▶ [Brief]:
Lines from the start of the data through the line containing "Potentials or basis: VASP" must be given again exactly. Leave the others out.

▶ [Extracted data]:
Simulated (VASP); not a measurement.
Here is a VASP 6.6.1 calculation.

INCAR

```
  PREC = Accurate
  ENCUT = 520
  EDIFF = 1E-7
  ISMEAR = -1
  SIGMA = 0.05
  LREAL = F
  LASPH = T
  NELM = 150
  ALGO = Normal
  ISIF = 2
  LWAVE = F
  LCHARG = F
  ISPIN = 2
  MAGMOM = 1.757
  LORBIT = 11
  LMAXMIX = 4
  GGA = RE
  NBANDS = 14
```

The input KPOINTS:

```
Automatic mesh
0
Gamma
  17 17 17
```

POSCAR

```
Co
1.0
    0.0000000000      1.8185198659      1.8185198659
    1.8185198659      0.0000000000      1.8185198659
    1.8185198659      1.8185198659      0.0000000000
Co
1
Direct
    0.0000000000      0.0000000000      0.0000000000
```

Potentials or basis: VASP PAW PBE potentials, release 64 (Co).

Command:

▶ [Exercise output]:
Simulated (VASP); not a measurement.
Here is a VASP 6.6.1 calculation.

INCAR

```
  PREC = Accurate
  ENCUT = 520
  EDIFF = 1E-7
  ISMEAR = -1
  SIGMA = 0.05
  LREAL = F
  LASPH = T
  NELM = 150
  ALGO = Normal
  ISIF = 2
  LWAVE = F
  LCHARG = F
  ISPIN = 2
  MAGMOM = 1.757
  LORBIT = 11
  LMAXMIX = 4
  GGA = RE
  NBANDS = 14
```

The input KPOINTS:

```
Automatic mesh
0
Gamma
  17 17 17
```

POSCAR

```
Co
1.0
    0.0000000000      1.8185198659      1.8185198659
    1.8185198659      0.0000000000      1.8185198659
    1.8185198659      1.8185198659      0.0000000000
Co
1
Direct
    0.0000000000      0.0000000000      0.0000000000
```

Potentials or basis: VASP PAW PBE potentials, release 64 (Co).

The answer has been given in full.